*** Opening of SUPPLIED ENTRIES ***

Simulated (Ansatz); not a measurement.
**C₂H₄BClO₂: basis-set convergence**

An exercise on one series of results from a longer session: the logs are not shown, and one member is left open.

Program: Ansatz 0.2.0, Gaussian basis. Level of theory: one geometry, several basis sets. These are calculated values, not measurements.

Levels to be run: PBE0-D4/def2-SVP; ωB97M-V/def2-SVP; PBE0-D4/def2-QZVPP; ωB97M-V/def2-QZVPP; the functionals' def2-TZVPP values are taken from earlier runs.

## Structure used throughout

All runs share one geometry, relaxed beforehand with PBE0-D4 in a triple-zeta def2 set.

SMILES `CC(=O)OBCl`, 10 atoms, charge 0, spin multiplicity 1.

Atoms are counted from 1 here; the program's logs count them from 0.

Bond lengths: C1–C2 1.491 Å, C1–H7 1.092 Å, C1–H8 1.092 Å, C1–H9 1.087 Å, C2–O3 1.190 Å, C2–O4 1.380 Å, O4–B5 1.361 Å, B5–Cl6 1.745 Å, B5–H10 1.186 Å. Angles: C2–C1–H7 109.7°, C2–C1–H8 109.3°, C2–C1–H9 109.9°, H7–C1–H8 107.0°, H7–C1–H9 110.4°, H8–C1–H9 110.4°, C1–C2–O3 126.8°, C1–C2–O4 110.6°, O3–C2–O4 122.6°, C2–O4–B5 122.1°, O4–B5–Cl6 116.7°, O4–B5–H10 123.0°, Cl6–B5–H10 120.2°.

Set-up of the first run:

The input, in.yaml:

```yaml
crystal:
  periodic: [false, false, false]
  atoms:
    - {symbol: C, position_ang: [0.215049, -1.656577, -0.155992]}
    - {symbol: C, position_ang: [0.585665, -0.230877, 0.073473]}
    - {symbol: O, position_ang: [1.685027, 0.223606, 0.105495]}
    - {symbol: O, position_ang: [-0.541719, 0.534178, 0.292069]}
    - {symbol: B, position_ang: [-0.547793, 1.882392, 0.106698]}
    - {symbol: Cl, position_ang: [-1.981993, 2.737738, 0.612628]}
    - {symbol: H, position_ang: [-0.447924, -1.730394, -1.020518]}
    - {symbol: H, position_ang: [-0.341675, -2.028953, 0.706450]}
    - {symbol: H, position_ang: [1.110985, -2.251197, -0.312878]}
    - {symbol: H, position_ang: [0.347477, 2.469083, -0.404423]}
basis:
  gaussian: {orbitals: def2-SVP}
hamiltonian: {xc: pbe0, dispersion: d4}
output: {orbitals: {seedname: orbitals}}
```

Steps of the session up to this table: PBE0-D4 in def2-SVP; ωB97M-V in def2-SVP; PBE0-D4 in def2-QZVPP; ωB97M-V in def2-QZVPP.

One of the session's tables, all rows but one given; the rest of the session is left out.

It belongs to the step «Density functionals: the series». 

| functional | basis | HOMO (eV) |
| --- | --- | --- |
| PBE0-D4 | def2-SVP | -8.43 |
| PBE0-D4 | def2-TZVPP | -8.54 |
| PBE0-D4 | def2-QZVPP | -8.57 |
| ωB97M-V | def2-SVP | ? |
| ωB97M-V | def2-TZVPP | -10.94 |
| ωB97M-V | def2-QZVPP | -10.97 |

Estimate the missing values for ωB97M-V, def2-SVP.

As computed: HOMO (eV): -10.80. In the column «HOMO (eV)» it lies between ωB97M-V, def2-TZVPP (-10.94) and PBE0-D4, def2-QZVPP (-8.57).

*** Close of SUPPLIED ENTRIES ***

ASSIGNED TASK: Only the lines above from the line containing "All runs share" through the line containing "Atoms are counted" should be retyped, exactly and with both ends included.

RESPONSE AREA:
All runs share one geometry, relaxed beforehand with PBE0-D4 in a triple-zeta def2 set.

SMILES `CC(=O)OBCl`, 10 atoms, charge 0, spin multiplicity 1.

Atoms are counted from 1 here; the program's logs count them from 0.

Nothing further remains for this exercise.